Segment Start: Data for review

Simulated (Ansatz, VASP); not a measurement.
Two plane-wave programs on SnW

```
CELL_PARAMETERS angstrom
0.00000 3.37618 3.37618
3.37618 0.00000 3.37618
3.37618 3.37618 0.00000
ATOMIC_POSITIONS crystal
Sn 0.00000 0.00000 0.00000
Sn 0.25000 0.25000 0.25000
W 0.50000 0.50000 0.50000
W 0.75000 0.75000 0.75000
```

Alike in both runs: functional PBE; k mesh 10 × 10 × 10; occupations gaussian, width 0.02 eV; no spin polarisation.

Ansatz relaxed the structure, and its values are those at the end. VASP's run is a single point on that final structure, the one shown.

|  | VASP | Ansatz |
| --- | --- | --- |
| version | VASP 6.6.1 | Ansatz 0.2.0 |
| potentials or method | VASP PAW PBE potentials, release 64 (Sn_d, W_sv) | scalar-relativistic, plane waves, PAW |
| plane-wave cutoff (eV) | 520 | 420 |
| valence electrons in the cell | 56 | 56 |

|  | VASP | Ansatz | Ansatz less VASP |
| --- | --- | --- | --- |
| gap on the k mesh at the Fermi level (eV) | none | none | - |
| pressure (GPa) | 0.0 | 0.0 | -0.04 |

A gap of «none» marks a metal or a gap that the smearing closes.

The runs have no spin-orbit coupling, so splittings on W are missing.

Segment End: Data for review

> Work instruction
Set down each line exactly as it appears, starting at the top of the data and ending at the line containing "Ansatz 0.2.0 |", and include no other lines.

> Answer section
Simulated (Ansatz, VASP); not a measurement.
Two plane-wave programs on SnW

```
CELL_PARAMETERS angstrom
0.00000 3.37618 3.37618
3.37618 0.00000 3.37618
3.37618 3.37618 0.00000
ATOMIC_POSITIONS crystal
Sn 0.00000 0.00000 0.00000
Sn 0.25000 0.25000 0.25000
W 0.50000 0.50000 0.50000
W 0.75000 0.75000 0.75000
```

Alike in both runs: functional PBE; k mesh 10 × 10 × 10; occupations gaussian, width 0.02 eV; no spin polarisation.

Ansatz relaxed the structure, and its values are those at the end. VASP's run is a single point on that final structure, the one shown.

|  | VASP | Ansatz |
| --- | --- | --- |
| version | VASP 6.6.1 | Ansatz 0.2.0 |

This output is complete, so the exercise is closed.